■ **Action item**:
The required output is every line from the beginning of the entries below through the line that includes "A: A is RHF;", copied exactly.

■ **Dataset content**:
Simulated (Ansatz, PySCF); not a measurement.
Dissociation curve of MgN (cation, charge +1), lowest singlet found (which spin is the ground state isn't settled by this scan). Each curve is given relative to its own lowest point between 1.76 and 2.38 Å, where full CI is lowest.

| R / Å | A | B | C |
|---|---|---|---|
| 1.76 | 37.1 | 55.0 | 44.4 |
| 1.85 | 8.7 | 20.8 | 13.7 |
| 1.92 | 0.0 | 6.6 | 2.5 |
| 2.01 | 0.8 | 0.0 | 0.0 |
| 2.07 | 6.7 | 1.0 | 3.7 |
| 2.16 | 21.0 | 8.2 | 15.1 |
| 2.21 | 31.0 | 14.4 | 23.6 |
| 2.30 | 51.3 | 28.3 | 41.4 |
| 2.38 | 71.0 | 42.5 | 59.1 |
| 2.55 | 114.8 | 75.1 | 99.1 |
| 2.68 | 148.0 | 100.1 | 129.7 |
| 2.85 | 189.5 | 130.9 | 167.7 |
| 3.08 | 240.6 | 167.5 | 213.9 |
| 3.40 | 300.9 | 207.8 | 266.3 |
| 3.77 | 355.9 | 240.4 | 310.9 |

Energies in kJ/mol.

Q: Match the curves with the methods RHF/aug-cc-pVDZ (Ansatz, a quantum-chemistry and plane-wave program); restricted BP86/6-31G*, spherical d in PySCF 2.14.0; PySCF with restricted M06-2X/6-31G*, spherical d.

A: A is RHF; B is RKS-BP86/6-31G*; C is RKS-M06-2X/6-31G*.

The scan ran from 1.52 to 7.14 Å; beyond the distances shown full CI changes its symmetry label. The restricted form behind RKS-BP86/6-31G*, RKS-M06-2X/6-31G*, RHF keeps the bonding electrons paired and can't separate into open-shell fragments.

■ **Written solution**:
Simulated (Ansatz, PySCF); not a measurement.
Dissociation curve of MgN (cation, charge +1), lowest singlet found (which spin is the ground state isn't settled by this scan). Each curve is given relative to its own lowest point between 1.76 and 2.38 Å, where full CI is lowest.

| R / Å | A | B | C |
|---|---|---|---|
| 1.76 | 37.1 | 55.0 | 44.4 |
| 1.85 | 8.7 | 20.8 | 13.7 |
| 1.92 | 0.0 | 6.6 | 2.5 |
| 2.01 | 0.8 | 0.0 | 0.0 |
| 2.07 | 6.7 | 1.0 | 3.7 |
| 2.16 | 21.0 | 8.2 | 15.1 |
| 2.21 | 31.0 | 14.4 | 23.6 |
| 2.30 | 51.3 | 28.3 | 41.4 |
| 2.38 | 71.0 | 42.5 | 59.1 |
| 2.55 | 114.8 | 75.1 | 99.1 |
| 2.68 | 148.0 | 100.1 | 129.7 |
| 2.85 | 189.5 | 130.9 | 167.7 |
| 3.08 | 240.6 | 167.5 | 213.9 |
| 3.40 | 300.9 | 207.8 | 266.3 |
| 3.77 | 355.9 | 240.4 | 310.9 |

Energies in kJ/mol.

Q: Match the curves with the methods RHF/aug-cc-pVDZ (Ansatz, a quantum-chemistry and plane-wave program); restricted BP86/6-31G*, spherical d in PySCF 2.14.0; PySCF with restricted M06-2X/6-31G*, spherical d.

A: A is RHF; B is RKS-BP86/6-31G*; C is RKS-M06-2X/6-31G*.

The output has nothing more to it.